Action item: All of the data needs to be repeated exactly.

[Recorded data]

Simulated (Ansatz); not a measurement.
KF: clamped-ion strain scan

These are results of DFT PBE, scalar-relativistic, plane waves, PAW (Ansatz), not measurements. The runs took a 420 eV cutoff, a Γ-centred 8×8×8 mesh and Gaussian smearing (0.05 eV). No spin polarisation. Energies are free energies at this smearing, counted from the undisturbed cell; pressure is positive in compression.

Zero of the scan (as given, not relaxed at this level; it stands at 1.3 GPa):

[/Recorded data]

Task result:
Simulated (Ansatz); not a measurement.
KF: clamped-ion strain scan

These are results of DFT PBE, scalar-relativistic, plane waves, PAW (Ansatz), not measurements. The runs took a 420 eV cutoff, a Γ-centred 8×8×8 mesh and Gaussian smearing (0.05 eV). No spin polarisation. Energies are free energies at this smearing, counted from the undisturbed cell; pressure is positive in compression.

Zero of the scan (as given, not relaxed at this level; it stands at 1.3 GPa):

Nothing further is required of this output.